═══ Given data ═══
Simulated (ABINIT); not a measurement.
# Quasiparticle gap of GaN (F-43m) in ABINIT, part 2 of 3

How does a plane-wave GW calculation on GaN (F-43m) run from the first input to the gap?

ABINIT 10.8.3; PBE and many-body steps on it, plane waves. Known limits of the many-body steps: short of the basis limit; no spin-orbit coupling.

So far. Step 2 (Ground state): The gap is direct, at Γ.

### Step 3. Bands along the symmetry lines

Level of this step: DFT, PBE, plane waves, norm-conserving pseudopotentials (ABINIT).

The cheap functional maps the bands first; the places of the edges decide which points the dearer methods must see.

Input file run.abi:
═══

◆ **Work request**:
In the entries above, the lines between the one holding "# Quasiparticle gap" and the one holding "The cheap functional", inclusive, are to be printed exactly as written, and those alone.

◆ **Your response**:
# Quasiparticle gap of GaN (F-43m) in ABINIT, part 2 of 3

How does a plane-wave GW calculation on GaN (F-43m) run from the first input to the gap?

ABINIT 10.8.3; PBE and many-body steps on it, plane waves. Known limits of the many-body steps: short of the basis limit; no spin-orbit coupling.

So far. Step 2 (Ground state): The gap is direct, at Γ.

### Step 3. Bands along the symmetry lines

Level of this step: DFT, PBE, plane waves, norm-conserving pseudopotentials (ABINIT).

The cheap functional maps the bands first; the places of the edges decide which points the dearer methods must see.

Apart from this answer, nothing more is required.